#### [RECORDS PROVIDED]
+ + +

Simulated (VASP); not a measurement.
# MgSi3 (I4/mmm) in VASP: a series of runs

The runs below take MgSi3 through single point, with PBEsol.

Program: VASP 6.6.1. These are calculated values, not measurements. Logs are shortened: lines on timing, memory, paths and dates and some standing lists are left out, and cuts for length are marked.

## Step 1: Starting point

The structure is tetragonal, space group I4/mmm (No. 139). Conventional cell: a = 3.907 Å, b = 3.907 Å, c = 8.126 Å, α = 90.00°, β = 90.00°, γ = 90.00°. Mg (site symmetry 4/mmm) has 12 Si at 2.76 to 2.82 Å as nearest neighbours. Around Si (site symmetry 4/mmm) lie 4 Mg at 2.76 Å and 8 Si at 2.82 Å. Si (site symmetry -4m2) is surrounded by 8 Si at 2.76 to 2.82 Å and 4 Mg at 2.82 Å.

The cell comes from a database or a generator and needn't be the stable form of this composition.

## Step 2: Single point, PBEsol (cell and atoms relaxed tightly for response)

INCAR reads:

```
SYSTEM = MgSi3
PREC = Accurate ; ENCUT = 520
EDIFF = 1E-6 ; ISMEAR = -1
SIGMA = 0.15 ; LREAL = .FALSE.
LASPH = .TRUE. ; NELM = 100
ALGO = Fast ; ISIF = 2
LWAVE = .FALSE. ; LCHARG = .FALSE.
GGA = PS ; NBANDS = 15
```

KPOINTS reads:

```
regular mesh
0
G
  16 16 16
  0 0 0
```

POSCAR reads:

+ + +

Write the listing out again, exactly as it reads.

Simulated (VASP); not a measurement.
# MgSi3 (I4/mmm) in VASP: a series of runs

The runs below take MgSi3 through single point, with PBEsol.

Program: VASP 6.6.1. These are calculated values, not measurements. Logs are shortened: lines on timing, memory, paths and dates and some standing lists are left out, and cuts for length are marked.

## Step 1: Starting point

The structure is tetragonal, space group I4/mmm (No. 139). Conventional cell: a = 3.907 Å, b = 3.907 Å, c = 8.126 Å, α = 90.00°, β = 90.00°, γ = 90.00°. Mg (site symmetry 4/mmm) has 12 Si at 2.76 to 2.82 Å as nearest neighbours. Around Si (site symmetry 4/mmm) lie 4 Mg at 2.76 Å and 8 Si at 2.82 Å. Si (site symmetry -4m2) is surrounded by 8 Si at 2.76 to 2.82 Å and 4 Mg at 2.82 Å.

The cell comes from a database or a generator and needn't be the stable form of this composition.

## Step 2: Single point, PBEsol (cell and atoms relaxed tightly for response)

INCAR reads:

```
SYSTEM = MgSi3
PREC = Accurate ; ENCUT = 520
EDIFF = 1E-6 ; ISMEAR = -1
SIGMA = 0.15 ; LREAL = .FALSE.
LASPH = .TRUE. ; NELM = 100
ALGO = Fast ; ISIF = 2
LWAVE = .FALSE. ; LCHARG = .FALSE.
GGA = PS ; NBANDS = 15
```

KPOINTS reads:

```
regular mesh
0
G
  16 16 16
  0 0 0
```

POSCAR reads:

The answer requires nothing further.